*Assignment:* Could you write the entries out again, exactly as they appear?

*** Extracted data ***

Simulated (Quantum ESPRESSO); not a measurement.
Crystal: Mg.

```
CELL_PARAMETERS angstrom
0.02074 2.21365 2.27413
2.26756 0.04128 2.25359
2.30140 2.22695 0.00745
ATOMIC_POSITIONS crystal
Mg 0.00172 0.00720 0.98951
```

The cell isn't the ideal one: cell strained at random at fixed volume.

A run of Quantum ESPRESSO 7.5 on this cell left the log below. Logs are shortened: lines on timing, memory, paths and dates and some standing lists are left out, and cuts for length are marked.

***

*Response box:*
Simulated (Quantum ESPRESSO); not a measurement.
Crystal: Mg.

```
CELL_PARAMETERS angstrom
0.02074 2.21365 2.27413
2.26756 0.04128 2.25359
2.30140 2.22695 0.00745
ATOMIC_POSITIONS crystal
Mg 0.00172 0.00720 0.98951
```

The cell isn't the ideal one: cell strained at random at fixed volume.

A run of Quantum ESPRESSO 7.5 on this cell left the log below. Logs are shortened: lines on timing, memory, paths and dates and some standing lists are left out, and cuts for length are marked.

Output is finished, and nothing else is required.